**Dataset extract**
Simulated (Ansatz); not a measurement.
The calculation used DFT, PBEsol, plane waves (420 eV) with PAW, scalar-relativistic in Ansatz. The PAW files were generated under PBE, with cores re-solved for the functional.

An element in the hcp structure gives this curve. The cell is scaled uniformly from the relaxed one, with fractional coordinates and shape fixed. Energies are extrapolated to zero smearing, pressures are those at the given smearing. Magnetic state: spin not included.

**Activity**
The listing above must be written out again in its entirety, exactly as given.

**Task result**
Simulated (Ansatz); not a measurement.
The calculation used DFT, PBEsol, plane waves (420 eV) with PAW, scalar-relativistic in Ansatz. The PAW files were generated under PBE, with cores re-solved for the functional.

An element in the hcp structure gives this curve. The cell is scaled uniformly from the relaxed one, with fractional coordinates and shape fixed. Energies are extrapolated to zero smearing, pressures are those at the given smearing. Magnetic state: spin not included.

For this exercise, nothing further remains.